» THE DATA
*** Begin section ***

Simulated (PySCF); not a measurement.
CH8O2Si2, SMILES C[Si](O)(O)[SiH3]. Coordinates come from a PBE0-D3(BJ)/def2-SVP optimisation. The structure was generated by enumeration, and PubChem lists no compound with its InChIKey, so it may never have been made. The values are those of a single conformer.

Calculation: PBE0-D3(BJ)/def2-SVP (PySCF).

*** End section ***

» ASSIGNMENT
Transcribe all of the data above, character for character.

» PROBLEM SOLUTION
Simulated (PySCF); not a measurement.
CH8O2Si2, SMILES C[Si](O)(O)[SiH3]. Coordinates come from a PBE0-D3(BJ)/def2-SVP optimisation. The structure was generated by enumeration, and PubChem lists no compound with its InChIKey, so it may never have been made. The values are those of a single conformer.

Calculation: PBE0-D3(BJ)/def2-SVP (PySCF).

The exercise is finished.